- Brief: Up to and including the line that contains "Answer: Over 7", reproduce every line exactly, beginning with the first line below.

** Data extract follows **
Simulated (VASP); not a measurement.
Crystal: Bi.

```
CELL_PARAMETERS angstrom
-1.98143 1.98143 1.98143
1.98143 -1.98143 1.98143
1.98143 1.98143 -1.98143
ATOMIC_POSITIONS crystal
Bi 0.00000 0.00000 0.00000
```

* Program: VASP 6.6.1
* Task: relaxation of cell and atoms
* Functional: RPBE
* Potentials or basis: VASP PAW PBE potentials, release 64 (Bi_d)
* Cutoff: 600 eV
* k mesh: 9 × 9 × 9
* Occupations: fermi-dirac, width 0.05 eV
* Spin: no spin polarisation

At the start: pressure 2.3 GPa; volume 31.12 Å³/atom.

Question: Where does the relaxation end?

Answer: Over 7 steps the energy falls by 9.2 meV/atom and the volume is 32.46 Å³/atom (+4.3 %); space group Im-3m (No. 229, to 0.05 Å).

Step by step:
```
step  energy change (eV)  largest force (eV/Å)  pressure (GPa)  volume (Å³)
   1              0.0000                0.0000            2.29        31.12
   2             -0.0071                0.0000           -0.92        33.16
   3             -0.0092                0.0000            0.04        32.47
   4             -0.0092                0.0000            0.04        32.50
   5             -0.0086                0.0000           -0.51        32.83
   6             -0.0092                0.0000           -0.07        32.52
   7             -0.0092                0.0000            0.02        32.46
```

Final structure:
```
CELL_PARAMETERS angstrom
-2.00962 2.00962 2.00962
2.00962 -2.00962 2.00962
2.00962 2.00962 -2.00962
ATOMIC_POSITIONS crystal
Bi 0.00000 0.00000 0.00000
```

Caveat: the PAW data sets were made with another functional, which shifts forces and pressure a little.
** End of Data extract **

- Your response:
Simulated (VASP); not a measurement.
Crystal: Bi.

```
CELL_PARAMETERS angstrom
-1.98143 1.98143 1.98143
1.98143 -1.98143 1.98143
1.98143 1.98143 -1.98143
ATOMIC_POSITIONS crystal
Bi 0.00000 0.00000 0.00000
```

* Program: VASP 6.6.1
* Task: relaxation of cell and atoms
* Functional: RPBE
* Potentials or basis: VASP PAW PBE potentials, release 64 (Bi_d)
* Cutoff: 600 eV
* k mesh: 9 × 9 × 9
* Occupations: fermi-dirac, width 0.05 eV
* Spin: no spin polarisation

At the start: pressure 2.3 GPa; volume 31.12 Å³/atom.

Question: Where does the relaxation end?

Answer: Over 7 steps the energy falls by 9.2 meV/atom and the volume is 32.46 Å³/atom (+4.3 %); space group Im-3m (No. 229, to 0.05 Å).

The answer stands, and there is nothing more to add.